- - - - -
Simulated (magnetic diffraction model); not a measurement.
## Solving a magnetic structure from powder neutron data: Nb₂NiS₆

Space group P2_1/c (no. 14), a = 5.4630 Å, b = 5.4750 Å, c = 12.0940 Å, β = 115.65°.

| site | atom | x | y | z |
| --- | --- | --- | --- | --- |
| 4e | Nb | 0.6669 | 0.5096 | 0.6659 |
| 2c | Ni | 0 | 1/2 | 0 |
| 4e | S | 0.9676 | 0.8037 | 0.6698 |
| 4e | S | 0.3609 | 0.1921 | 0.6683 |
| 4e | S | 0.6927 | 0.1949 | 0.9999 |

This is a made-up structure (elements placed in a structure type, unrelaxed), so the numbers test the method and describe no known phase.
- - - - -

WORK REQUEST:
The response should be every record above restated exactly.

TASK OUTPUT:
Simulated (magnetic diffraction model); not a measurement.
## Solving a magnetic structure from powder neutron data: Nb₂NiS₆

Space group P2_1/c (no. 14), a = 5.4630 Å, b = 5.4750 Å, c = 12.0940 Å, β = 115.65°.

| site | atom | x | y | z |
| --- | --- | --- | --- | --- |
| 4e | Nb | 0.6669 | 0.5096 | 0.6659 |
| 2c | Ni | 0 | 1/2 | 0 |
| 4e | S | 0.9676 | 0.8037 | 0.6698 |
| 4e | S | 0.3609 | 0.1921 | 0.6683 |
| 4e | S | 0.6927 | 0.1949 | 0.9999 |

This is a made-up structure (elements placed in a structure type, unrelaxed), so the numbers test the method and describe no known phase.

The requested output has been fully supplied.